---+---
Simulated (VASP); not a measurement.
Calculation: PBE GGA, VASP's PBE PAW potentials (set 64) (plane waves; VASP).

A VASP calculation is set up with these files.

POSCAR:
---+---

ASSIGNED TASK: What you return must match the records above exactly, line for line.

WRITTEN ANSWER:
Simulated (VASP); not a measurement.
Calculation: PBE GGA, VASP's PBE PAW potentials (set 64) (plane waves; VASP).

A VASP calculation is set up with these files.

POSCAR:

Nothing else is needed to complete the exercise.